Of the records that follow, copy only the lines from the line containing "χzz (kHz) |" to the line containing "0.1396 | 0.01 | 94 |", both included, exactly as written.

'''

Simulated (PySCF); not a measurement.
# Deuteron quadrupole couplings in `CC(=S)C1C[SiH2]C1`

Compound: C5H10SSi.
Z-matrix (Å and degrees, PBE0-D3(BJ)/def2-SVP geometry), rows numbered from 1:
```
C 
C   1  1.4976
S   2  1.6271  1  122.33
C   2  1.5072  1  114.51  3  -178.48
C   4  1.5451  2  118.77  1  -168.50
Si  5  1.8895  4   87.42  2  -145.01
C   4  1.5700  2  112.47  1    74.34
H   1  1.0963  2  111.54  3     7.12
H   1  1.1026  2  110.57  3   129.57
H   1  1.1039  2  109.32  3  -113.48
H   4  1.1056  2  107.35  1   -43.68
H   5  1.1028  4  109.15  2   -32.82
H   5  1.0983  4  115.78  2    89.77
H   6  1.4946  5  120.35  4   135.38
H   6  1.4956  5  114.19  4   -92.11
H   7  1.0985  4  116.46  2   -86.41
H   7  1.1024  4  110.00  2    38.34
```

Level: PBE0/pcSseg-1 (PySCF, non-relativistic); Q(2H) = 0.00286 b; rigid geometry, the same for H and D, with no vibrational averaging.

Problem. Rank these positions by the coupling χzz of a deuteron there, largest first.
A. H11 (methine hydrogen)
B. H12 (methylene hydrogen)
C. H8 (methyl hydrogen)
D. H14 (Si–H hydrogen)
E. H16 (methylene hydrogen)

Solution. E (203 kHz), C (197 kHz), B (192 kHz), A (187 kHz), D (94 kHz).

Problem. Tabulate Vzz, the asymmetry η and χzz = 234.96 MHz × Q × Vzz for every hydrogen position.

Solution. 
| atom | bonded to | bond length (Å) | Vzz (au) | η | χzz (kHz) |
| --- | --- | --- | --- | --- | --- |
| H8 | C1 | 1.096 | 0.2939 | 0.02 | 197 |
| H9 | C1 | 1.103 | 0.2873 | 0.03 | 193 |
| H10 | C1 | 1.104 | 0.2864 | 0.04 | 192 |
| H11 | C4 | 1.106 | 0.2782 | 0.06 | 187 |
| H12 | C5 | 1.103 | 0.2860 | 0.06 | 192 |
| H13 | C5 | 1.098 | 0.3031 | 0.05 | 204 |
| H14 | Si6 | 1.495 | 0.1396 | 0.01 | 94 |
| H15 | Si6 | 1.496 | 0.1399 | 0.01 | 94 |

'''

*Your response*
| atom | bonded to | bond length (Å) | Vzz (au) | η | χzz (kHz) |
| --- | --- | --- | --- | --- | --- |
| H8 | C1 | 1.096 | 0.2939 | 0.02 | 197 |
| H9 | C1 | 1.103 | 0.2873 | 0.03 | 193 |
| H10 | C1 | 1.104 | 0.2864 | 0.04 | 192 |
| H11 | C4 | 1.106 | 0.2782 | 0.06 | 187 |
| H12 | C5 | 1.103 | 0.2860 | 0.06 | 192 |
| H13 | C5 | 1.098 | 0.3031 | 0.05 | 204 |
| H14 | Si6 | 1.495 | 0.1396 | 0.01 | 94 |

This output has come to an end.